■ Extracted entries ■
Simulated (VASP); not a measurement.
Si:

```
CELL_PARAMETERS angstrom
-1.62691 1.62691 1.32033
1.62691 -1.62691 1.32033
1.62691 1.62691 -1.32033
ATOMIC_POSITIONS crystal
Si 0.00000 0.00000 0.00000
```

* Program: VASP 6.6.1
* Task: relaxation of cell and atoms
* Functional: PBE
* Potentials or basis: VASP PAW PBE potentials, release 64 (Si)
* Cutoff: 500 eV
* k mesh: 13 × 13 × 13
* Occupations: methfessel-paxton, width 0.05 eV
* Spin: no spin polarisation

■ Assignment ■
Please repeat each entry. Keep every word the same.

■ Response area ■
Simulated (VASP); not a measurement.
Si:

```
CELL_PARAMETERS angstrom
-1.62691 1.62691 1.32033
1.62691 -1.62691 1.32033
1.62691 1.62691 -1.32033
ATOMIC_POSITIONS crystal
Si 0.00000 0.00000 0.00000
```

* Program: VASP 6.6.1
* Task: relaxation of cell and atoms
* Functional: PBE
* Potentials or basis: VASP PAW PBE potentials, release 64 (Si)
* Cutoff: 500 eV
* k mesh: 13 × 13 × 13
* Occupations: methfessel-paxton, width 0.05 eV
* Spin: no spin polarisation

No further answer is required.